= Stored data =
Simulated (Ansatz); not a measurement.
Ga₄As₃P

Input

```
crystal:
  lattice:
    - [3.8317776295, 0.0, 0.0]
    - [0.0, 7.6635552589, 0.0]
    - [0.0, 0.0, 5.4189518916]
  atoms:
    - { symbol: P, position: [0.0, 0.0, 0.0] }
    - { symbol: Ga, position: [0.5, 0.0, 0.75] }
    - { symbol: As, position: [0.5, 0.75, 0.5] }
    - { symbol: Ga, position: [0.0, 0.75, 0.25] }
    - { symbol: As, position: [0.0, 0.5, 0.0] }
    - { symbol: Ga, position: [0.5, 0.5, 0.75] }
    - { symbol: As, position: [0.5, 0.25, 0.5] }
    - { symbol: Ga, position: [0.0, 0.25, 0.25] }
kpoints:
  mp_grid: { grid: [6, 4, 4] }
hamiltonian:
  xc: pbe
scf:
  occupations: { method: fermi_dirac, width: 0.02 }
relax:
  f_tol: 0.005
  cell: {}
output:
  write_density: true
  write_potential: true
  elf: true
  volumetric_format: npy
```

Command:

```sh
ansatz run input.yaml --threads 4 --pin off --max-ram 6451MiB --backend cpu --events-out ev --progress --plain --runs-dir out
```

= Work order =
Your answer must be the full listing, copied exactly.

= Worked solution =
Simulated (Ansatz); not a measurement.
Ga₄As₃P

Input

```
crystal:
  lattice:
    - [3.8317776295, 0.0, 0.0]
    - [0.0, 7.6635552589, 0.0]
    - [0.0, 0.0, 5.4189518916]
  atoms:
    - { symbol: P, position: [0.0, 0.0, 0.0] }
    - { symbol: Ga, position: [0.5, 0.0, 0.75] }
    - { symbol: As, position: [0.5, 0.75, 0.5] }
    - { symbol: Ga, position: [0.0, 0.75, 0.25] }
    - { symbol: As, position: [0.0, 0.5, 0.0] }
    - { symbol: Ga, position: [0.5, 0.5, 0.75] }
    - { symbol: As, position: [0.5, 0.25, 0.5] }
    - { symbol: Ga, position: [0.0, 0.25, 0.25] }
kpoints:
  mp_grid: { grid: [6, 4, 4] }
hamiltonian:
  xc: pbe
scf:
  occupations: { method: fermi_dirac, width: 0.02 }
relax:
  f_tol: 0.005
  cell: {}
output:
  write_density: true
  write_potential: true
  elf: true
  volumetric_format: npy
```

Command:

```sh
ansatz run input.yaml --threads 4 --pin off --max-ram 6451MiB --backend cpu --events-out ev --progress --plain --runs-dir out
```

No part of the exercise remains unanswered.